_Requirement_
Once you find the line containing "Shapes, held fixed" in the data below, copy it and each following line exactly, up to and including the line containing "At wB97M-V/def2-TZVPP the", and nothing else.

_Raw data_
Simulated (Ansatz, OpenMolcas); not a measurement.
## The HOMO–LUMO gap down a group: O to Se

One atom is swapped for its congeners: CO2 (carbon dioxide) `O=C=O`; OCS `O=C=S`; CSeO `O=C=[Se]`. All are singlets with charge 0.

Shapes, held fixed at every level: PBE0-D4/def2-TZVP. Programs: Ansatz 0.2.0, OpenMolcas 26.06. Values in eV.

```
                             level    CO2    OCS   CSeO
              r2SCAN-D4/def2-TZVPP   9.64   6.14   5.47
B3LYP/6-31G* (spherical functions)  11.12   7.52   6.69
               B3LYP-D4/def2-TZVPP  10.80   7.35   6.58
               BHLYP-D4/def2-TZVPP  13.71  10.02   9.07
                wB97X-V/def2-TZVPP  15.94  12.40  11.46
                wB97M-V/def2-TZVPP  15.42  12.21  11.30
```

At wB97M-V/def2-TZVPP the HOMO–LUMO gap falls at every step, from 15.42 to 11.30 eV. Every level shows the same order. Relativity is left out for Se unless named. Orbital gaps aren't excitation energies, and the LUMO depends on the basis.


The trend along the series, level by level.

_Response_
Shapes, held fixed at every level: PBE0-D4/def2-TZVP. Programs: Ansatz 0.2.0, OpenMolcas 26.06. Values in eV.

```
                             level    CO2    OCS   CSeO
              r2SCAN-D4/def2-TZVPP   9.64   6.14   5.47
B3LYP/6-31G* (spherical functions)  11.12   7.52   6.69
               B3LYP-D4/def2-TZVPP  10.80   7.35   6.58
               BHLYP-D4/def2-TZVPP  13.71  10.02   9.07
                wB97X-V/def2-TZVPP  15.94  12.40  11.46
                wB97M-V/def2-TZVPP  15.42  12.21  11.30
```

At wB97M-V/def2-TZVPP the HOMO–LUMO gap falls at every step, from 15.42 to 11.30 eV. Every level shows the same order. Relativity is left out for Se unless named. Orbital gaps aren't excitation energies, and the LUMO depends on the basis.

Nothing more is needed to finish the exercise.